* ACTIVITY *
Starting with the first line of the data that follows, transcribe every line verbatim until the line containing "Problem. What does the run give now?" has been transcribed.

* DATA EXCERPTS *
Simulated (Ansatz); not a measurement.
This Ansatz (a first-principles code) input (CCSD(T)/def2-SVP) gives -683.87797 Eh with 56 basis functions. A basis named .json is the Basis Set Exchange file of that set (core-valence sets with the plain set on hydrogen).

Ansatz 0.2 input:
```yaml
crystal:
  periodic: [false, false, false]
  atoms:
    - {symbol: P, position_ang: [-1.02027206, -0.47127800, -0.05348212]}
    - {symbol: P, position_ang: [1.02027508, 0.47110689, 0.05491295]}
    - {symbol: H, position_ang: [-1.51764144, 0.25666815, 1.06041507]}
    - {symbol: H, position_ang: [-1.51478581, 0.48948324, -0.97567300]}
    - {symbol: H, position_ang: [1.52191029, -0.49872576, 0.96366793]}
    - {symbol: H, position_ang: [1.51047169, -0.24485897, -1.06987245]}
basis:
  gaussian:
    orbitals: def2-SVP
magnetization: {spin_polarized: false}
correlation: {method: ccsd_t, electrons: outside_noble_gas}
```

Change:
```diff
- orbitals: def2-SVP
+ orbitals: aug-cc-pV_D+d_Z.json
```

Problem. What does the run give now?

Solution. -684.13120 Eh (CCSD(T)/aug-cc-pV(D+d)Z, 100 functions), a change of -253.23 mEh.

* WRITTEN RESPONSE *
Simulated (Ansatz); not a measurement.
This Ansatz (a first-principles code) input (CCSD(T)/def2-SVP) gives -683.87797 Eh with 56 basis functions. A basis named .json is the Basis Set Exchange file of that set (core-valence sets with the plain set on hydrogen).

Ansatz 0.2 input:
```yaml
crystal:
  periodic: [false, false, false]
  atoms:
    - {symbol: P, position_ang: [-1.02027206, -0.47127800, -0.05348212]}
    - {symbol: P, position_ang: [1.02027508, 0.47110689, 0.05491295]}
    - {symbol: H, position_ang: [-1.51764144, 0.25666815, 1.06041507]}
    - {symbol: H, position_ang: [-1.51478581, 0.48948324, -0.97567300]}
    - {symbol: H, position_ang: [1.52191029, -0.49872576, 0.96366793]}
    - {symbol: H, position_ang: [1.51047169, -0.24485897, -1.06987245]}
basis:
  gaussian:
    orbitals: def2-SVP
magnetization: {spin_polarized: false}
correlation: {method: ccsd_t, electrons: outside_noble_gas}
```

Change:
```diff
- orbitals: def2-SVP
+ orbitals: aug-cc-pV_D+d_Z.json
```

Problem. What does the run give now?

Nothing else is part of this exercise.